§ **LISTED ENTRIES**:
[Start of Attachment]

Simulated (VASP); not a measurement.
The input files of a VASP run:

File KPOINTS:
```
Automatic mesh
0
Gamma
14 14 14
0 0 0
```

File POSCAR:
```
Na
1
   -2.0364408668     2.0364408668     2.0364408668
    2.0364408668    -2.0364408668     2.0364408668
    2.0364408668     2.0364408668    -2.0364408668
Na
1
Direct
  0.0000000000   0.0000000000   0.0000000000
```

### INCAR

[End of Attachment]

§ **WORK REQUEST**:
An exact copy of the entire material is required.

§ **RESULT**:
Simulated (VASP); not a measurement.
The input files of a VASP run:

File KPOINTS:
```
Automatic mesh
0
Gamma
14 14 14
0 0 0
```

File POSCAR:
```
Na
1
   -2.0364408668     2.0364408668     2.0364408668
    2.0364408668    -2.0364408668     2.0364408668
    2.0364408668     2.0364408668    -2.0364408668
Na
1
Direct
  0.0000000000   0.0000000000   0.0000000000
```

### INCAR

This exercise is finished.